_Requirement_
Among the lines below, keep only those from the one containing "- Al1, ESP fit: 0.66" through the one containing "- H5, ESP fit: 0.07", and reproduce them exactly.

_Study material_
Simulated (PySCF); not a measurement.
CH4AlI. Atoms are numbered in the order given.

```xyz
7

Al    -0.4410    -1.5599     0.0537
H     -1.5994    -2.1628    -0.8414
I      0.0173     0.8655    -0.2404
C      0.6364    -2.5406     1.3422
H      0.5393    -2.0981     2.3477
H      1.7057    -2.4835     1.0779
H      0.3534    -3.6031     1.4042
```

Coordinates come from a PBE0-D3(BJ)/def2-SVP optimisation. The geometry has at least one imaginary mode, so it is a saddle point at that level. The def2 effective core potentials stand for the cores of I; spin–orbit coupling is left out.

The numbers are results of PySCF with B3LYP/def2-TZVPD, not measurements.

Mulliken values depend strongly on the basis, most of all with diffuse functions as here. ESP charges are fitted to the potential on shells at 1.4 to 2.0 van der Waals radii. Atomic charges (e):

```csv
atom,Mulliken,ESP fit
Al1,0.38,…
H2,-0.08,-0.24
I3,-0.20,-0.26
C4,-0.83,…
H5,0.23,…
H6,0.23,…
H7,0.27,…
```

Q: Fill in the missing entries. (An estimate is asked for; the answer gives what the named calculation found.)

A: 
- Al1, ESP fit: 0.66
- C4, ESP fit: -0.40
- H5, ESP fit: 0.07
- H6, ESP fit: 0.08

_Solution_
- Al1, ESP fit: 0.66
- C4, ESP fit: -0.40
- H5, ESP fit: 0.07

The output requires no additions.